▶ [ASSIGNED TASK]
From the data that follows, print exactly the lines starting at the one containing "Results of the" and ending at the one containing "Caveat: spin-orbit coupling"; include both of them and nothing more.

▶ [DATASET RECORDS]
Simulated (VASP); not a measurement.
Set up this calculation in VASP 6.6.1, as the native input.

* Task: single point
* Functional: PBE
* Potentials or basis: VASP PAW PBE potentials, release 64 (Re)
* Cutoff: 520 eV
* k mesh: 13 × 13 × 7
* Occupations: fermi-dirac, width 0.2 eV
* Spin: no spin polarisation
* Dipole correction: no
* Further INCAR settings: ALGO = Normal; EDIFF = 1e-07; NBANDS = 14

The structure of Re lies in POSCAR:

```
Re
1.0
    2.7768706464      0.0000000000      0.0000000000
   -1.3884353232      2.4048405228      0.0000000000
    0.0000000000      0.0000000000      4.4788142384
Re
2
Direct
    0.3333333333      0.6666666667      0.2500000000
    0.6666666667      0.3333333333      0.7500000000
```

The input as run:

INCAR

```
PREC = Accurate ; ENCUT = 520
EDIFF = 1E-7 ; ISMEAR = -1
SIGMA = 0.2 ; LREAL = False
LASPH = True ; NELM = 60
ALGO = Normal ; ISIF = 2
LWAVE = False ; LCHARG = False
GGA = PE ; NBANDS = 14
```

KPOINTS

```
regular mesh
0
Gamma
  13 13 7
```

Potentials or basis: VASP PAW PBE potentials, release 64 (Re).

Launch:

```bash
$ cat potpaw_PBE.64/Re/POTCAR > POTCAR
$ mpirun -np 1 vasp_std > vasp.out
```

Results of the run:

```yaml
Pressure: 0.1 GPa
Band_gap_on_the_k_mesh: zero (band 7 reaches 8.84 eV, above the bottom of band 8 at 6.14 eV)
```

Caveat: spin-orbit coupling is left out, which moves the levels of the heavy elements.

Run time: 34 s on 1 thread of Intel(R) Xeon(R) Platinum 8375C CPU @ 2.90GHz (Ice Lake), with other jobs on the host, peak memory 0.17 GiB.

▶ [ANSWER AREA]
Results of the run:

```yaml
Pressure: 0.1 GPa
Band_gap_on_the_k_mesh: zero (band 7 reaches 8.84 eV, above the bottom of band 8 at 6.14 eV)
```

Caveat: spin-orbit coupling is left out, which moves the levels of the heavy elements.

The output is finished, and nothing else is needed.